### Assigned task
Which lines run from the start of the data below to the line containing "of this molecule."? Set them down exactly, with none added.

Segment Start: Raw data
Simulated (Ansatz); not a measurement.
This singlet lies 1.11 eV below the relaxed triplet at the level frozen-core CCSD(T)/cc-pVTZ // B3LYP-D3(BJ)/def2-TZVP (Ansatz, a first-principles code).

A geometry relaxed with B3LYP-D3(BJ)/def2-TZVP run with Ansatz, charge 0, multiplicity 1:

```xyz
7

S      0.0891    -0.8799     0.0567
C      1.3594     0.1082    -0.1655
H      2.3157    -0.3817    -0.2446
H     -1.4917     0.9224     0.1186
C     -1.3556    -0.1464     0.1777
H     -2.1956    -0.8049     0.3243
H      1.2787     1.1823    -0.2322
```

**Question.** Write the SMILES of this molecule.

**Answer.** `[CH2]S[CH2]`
Segment End: Raw data

### Written reply
Simulated (Ansatz); not a measurement.
This singlet lies 1.11 eV below the relaxed triplet at the level frozen-core CCSD(T)/cc-pVTZ // B3LYP-D3(BJ)/def2-TZVP (Ansatz, a first-principles code).

A geometry relaxed with B3LYP-D3(BJ)/def2-TZVP run with Ansatz, charge 0, multiplicity 1:

```xyz
7

S      0.0891    -0.8799     0.0567
C      1.3594     0.1082    -0.1655
H      2.3157    -0.3817    -0.2446
H     -1.4917     0.9224     0.1186
C     -1.3556    -0.1464     0.1777
H     -2.1956    -0.8049     0.3243
H      1.2787     1.1823    -0.2322
```

**Question.** Write the SMILES of this molecule.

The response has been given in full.